————

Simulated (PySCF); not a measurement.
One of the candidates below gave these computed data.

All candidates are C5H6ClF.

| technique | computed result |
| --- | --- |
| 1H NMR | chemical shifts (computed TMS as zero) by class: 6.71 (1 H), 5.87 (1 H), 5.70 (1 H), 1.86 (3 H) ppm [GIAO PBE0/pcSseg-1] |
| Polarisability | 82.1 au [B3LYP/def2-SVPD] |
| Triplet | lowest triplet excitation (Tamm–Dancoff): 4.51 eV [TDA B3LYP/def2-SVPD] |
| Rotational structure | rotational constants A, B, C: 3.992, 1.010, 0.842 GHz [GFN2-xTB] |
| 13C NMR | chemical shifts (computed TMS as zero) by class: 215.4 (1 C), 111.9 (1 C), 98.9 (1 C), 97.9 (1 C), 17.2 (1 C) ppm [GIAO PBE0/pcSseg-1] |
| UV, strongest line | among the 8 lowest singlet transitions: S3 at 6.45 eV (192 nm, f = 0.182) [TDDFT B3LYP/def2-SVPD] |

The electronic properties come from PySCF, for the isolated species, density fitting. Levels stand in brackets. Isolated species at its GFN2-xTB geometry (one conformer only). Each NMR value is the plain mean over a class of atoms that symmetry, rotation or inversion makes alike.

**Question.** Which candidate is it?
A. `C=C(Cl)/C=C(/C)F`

————

#### WORK REQUEST:
The records above must be retyped in full, exactly.

#### EXERCISE ANSWER:
Simulated (PySCF); not a measurement.
One of the candidates below gave these computed data.

All candidates are C5H6ClF.

| technique | computed result |
| --- | --- |
| 1H NMR | chemical shifts (computed TMS as zero) by class: 6.71 (1 H), 5.87 (1 H), 5.70 (1 H), 1.86 (3 H) ppm [GIAO PBE0/pcSseg-1] |
| Polarisability | 82.1 au [B3LYP/def2-SVPD] |
| Triplet | lowest triplet excitation (Tamm–Dancoff): 4.51 eV [TDA B3LYP/def2-SVPD] |
| Rotational structure | rotational constants A, B, C: 3.992, 1.010, 0.842 GHz [GFN2-xTB] |
| 13C NMR | chemical shifts (computed TMS as zero) by class: 215.4 (1 C), 111.9 (1 C), 98.9 (1 C), 97.9 (1 C), 17.2 (1 C) ppm [GIAO PBE0/pcSseg-1] |
| UV, strongest line | among the 8 lowest singlet transitions: S3 at 6.45 eV (192 nm, f = 0.182) [TDDFT B3LYP/def2-SVPD] |

The electronic properties come from PySCF, for the isolated species, density fitting. Levels stand in brackets. Isolated species at its GFN2-xTB geometry (one conformer only). Each NMR value is the plain mean over a class of atoms that symmetry, rotation or inversion makes alike.

**Question.** Which candidate is it?
A. `C=C(Cl)/C=C(/C)F`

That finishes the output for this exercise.